-------

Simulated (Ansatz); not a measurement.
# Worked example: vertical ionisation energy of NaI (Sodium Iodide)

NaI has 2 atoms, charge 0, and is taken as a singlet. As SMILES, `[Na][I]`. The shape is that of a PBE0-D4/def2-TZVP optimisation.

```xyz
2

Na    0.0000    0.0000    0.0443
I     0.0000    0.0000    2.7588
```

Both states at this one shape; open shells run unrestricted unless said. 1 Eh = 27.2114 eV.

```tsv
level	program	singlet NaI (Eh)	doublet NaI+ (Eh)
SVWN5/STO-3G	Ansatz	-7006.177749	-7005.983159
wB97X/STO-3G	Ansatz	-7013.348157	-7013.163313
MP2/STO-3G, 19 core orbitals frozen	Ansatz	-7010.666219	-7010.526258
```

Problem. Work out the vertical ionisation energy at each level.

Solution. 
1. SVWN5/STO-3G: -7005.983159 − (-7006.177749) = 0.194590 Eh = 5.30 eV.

-------

* [Work task]: Give every line above again, word for word.

* [Task response]:
Simulated (Ansatz); not a measurement.
# Worked example: vertical ionisation energy of NaI (Sodium Iodide)

NaI has 2 atoms, charge 0, and is taken as a singlet. As SMILES, `[Na][I]`. The shape is that of a PBE0-D4/def2-TZVP optimisation.

```xyz
2

Na    0.0000    0.0000    0.0443
I     0.0000    0.0000    2.7588
```

Both states at this one shape; open shells run unrestricted unless said. 1 Eh = 27.2114 eV.

```tsv
level	program	singlet NaI (Eh)	doublet NaI+ (Eh)
SVWN5/STO-3G	Ansatz	-7006.177749	-7005.983159
wB97X/STO-3G	Ansatz	-7013.348157	-7013.163313
MP2/STO-3G, 19 core orbitals frozen	Ansatz	-7010.666219	-7010.526258
```

Problem. Work out the vertical ionisation energy at each level.

Solution. 
1. SVWN5/STO-3G: -7005.983159 − (-7006.177749) = 0.194590 Eh = 5.30 eV.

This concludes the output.